- _Supplied information_
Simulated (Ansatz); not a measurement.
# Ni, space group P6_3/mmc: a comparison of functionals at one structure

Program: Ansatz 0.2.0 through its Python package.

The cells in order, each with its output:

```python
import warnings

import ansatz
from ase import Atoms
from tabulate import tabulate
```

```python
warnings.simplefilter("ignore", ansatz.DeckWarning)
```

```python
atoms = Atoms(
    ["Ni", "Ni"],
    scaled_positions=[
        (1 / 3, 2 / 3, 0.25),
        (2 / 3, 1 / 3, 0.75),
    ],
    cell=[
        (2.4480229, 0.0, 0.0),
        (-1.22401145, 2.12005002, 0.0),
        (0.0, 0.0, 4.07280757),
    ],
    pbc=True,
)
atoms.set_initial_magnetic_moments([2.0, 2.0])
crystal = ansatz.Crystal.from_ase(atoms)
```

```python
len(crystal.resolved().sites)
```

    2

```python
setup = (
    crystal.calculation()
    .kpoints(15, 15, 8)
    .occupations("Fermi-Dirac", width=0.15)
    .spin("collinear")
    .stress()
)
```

- _Action item_
Set the listing above down once more in full, exactly as it is.

- _Your response_
Simulated (Ansatz); not a measurement.
# Ni, space group P6_3/mmc: a comparison of functionals at one structure

Program: Ansatz 0.2.0 through its Python package.

The cells in order, each with its output:

```python
import warnings

import ansatz
from ase import Atoms
from tabulate import tabulate
```

```python
warnings.simplefilter("ignore", ansatz.DeckWarning)
```

```python
atoms = Atoms(
    ["Ni", "Ni"],
    scaled_positions=[
        (1 / 3, 2 / 3, 0.25),
        (2 / 3, 1 / 3, 0.75),
    ],
    cell=[
        (2.4480229, 0.0, 0.0),
        (-1.22401145, 2.12005002, 0.0),
        (0.0, 0.0, 4.07280757),
    ],
    pbc=True,
)
atoms.set_initial_magnetic_moments([2.0, 2.0])
crystal = ansatz.Crystal.from_ase(atoms)
```

```python
len(crystal.resolved().sites)
```

    2

```python
setup = (
    crystal.calculation()
    .kpoints(15, 15, 8)
    .occupations("Fermi-Dirac", width=0.15)
    .spin("collinear")
    .stress()
)
```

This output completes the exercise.